→ SOURCE DATA:
[Start of Attachment]

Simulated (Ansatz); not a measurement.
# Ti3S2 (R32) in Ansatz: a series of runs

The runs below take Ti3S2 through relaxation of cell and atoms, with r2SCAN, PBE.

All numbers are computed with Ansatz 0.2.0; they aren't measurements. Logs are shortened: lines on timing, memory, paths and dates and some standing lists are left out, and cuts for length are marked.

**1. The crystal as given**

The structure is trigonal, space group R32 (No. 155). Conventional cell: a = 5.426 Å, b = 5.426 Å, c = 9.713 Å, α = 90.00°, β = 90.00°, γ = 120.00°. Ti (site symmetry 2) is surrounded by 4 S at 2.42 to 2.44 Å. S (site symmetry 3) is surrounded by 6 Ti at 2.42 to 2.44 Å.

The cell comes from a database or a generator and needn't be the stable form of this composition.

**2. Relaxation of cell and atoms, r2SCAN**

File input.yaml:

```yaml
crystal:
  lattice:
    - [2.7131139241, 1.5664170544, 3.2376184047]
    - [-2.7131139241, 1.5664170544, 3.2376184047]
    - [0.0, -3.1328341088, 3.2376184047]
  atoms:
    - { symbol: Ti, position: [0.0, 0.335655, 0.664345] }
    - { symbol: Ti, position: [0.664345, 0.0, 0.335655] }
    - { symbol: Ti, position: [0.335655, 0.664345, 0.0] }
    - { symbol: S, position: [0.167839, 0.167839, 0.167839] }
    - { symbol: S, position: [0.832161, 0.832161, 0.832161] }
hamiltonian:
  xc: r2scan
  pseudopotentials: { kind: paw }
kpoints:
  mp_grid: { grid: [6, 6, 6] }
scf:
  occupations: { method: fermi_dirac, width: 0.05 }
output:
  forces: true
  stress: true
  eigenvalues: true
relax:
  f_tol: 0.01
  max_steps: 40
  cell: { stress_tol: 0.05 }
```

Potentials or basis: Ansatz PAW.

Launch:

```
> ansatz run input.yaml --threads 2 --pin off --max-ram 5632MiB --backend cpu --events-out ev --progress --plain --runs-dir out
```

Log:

[End of Attachment]

Only the lines from the opening of the material through the line with "crystal as given**" should be echoed, exactly as written.

Simulated (Ansatz); not a measurement.
# Ti3S2 (R32) in Ansatz: a series of runs

The runs below take Ti3S2 through relaxation of cell and atoms, with r2SCAN, PBE.

All numbers are computed with Ansatz 0.2.0; they aren't measurements. Logs are shortened: lines on timing, memory, paths and dates and some standing lists are left out, and cuts for length are marked.

**1. The crystal as given**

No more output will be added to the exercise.